Down to the final line, write out the data below exactly.

____ INFORMATION SHOWN

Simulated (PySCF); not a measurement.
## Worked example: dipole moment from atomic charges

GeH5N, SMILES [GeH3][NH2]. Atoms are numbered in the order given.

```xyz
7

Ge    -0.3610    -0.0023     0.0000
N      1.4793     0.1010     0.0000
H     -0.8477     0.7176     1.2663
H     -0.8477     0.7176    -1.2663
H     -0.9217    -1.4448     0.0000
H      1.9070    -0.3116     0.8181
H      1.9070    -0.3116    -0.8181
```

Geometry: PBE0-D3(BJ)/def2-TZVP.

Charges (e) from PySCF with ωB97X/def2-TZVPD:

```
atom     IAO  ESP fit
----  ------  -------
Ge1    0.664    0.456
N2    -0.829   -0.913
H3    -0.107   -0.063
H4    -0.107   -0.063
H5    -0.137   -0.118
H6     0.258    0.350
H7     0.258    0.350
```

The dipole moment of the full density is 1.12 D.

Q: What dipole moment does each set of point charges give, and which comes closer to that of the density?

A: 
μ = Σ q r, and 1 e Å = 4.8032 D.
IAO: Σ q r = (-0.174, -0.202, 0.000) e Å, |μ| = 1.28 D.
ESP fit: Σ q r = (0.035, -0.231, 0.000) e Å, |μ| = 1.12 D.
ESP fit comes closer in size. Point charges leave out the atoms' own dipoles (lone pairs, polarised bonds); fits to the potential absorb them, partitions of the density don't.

________

> TASK ANSWER
Simulated (PySCF); not a measurement.
## Worked example: dipole moment from atomic charges

GeH5N, SMILES [GeH3][NH2]. Atoms are numbered in the order given.

```xyz
7

Ge    -0.3610    -0.0023     0.0000
N      1.4793     0.1010     0.0000
H     -0.8477     0.7176     1.2663
H     -0.8477     0.7176    -1.2663
H     -0.9217    -1.4448     0.0000
H      1.9070    -0.3116     0.8181
H      1.9070    -0.3116    -0.8181
```

Geometry: PBE0-D3(BJ)/def2-TZVP.

Charges (e) from PySCF with ωB97X/def2-TZVPD:

```
atom     IAO  ESP fit
----  ------  -------
Ge1    0.664    0.456
N2    -0.829   -0.913
H3    -0.107   -0.063
H4    -0.107   -0.063
H5    -0.137   -0.118
H6     0.258    0.350
H7     0.258    0.350
```

The dipole moment of the full density is 1.12 D.

Q: What dipole moment does each set of point charges give, and which comes closer to that of the density?

A: 
μ = Σ q r, and 1 e Å = 4.8032 D.
IAO: Σ q r = (-0.174, -0.202, 0.000) e Å, |μ| = 1.28 D.
ESP fit: Σ q r = (0.035, -0.231, 0.000) e Å, |μ| = 1.12 D.
ESP fit comes closer in size. Point charges leave out the atoms' own dipoles (lone pairs, polarised bonds); fits to the potential absorb them, partitions of the density don't.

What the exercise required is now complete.